__RECORD SET__
Start of Block
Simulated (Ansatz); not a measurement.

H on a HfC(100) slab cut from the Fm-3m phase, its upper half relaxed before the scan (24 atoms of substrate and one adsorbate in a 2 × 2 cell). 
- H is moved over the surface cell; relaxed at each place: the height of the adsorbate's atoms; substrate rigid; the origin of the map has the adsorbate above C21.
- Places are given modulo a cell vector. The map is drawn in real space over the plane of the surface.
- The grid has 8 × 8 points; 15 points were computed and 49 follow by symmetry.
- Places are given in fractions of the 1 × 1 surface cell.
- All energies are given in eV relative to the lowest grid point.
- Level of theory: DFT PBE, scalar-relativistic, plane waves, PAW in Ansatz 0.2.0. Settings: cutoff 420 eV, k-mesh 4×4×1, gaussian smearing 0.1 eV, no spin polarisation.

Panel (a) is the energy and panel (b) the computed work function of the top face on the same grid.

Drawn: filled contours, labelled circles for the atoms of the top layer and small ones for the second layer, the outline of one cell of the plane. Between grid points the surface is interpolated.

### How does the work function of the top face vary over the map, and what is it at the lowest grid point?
End of Block

__BRIEF__
Using the entries above, extract exactly the span from the line with "- Places are given in" to the line with "Drawn: filled contours, labelled", both lines included; leave out everything else.

__TASK SOLUTION__
- Places are given in fractions of the 1 × 1 surface cell.
- All energies are given in eV relative to the lowest grid point.
- Level of theory: DFT PBE, scalar-relativistic, plane waves, PAW in Ansatz 0.2.0. Settings: cutoff 420 eV, k-mesh 4×4×1, gaussian smearing 0.1 eV, no spin polarisation.

Panel (a) is the energy and panel (b) the computed work function of the top face on the same grid.

Drawn: filled contours, labelled circles for the atoms of the top layer and small ones for the second layer, the outline of one cell of the plane. Between grid points the surface is interpolated.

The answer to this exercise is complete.